INFORMATION GIVEN:
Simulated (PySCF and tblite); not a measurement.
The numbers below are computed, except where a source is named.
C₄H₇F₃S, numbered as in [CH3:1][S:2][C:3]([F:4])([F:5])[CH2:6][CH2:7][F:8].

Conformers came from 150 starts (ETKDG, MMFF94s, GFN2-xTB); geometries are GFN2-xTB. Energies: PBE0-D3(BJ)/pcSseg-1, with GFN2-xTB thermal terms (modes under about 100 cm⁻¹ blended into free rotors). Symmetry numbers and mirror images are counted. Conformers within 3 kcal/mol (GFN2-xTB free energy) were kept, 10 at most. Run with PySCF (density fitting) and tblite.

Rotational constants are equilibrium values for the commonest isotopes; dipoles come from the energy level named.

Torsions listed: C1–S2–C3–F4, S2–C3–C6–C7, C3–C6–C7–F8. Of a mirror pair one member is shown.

ACTION ITEM: A word-for-word copy of all the material is the required answer.

WRITTEN REPLY:
Simulated (PySCF and tblite); not a measurement.
The numbers below are computed, except where a source is named.
C₄H₇F₃S, numbered as in [CH3:1][S:2][C:3]([F:4])([F:5])[CH2:6][CH2:7][F:8].

Conformers came from 150 starts (ETKDG, MMFF94s, GFN2-xTB); geometries are GFN2-xTB. Energies: PBE0-D3(BJ)/pcSseg-1, with GFN2-xTB thermal terms (modes under about 100 cm⁻¹ blended into free rotors). Symmetry numbers and mirror images are counted. Conformers within 3 kcal/mol (GFN2-xTB free energy) were kept, 10 at most. Run with PySCF (density fitting) and tblite.

Rotational constants are equilibrium values for the commonest isotopes; dipoles come from the energy level named.

Torsions listed: C1–S2–C3–F4, S2–C3–C6–C7, C3–C6–C7–F8. Of a mirror pair one member is shown.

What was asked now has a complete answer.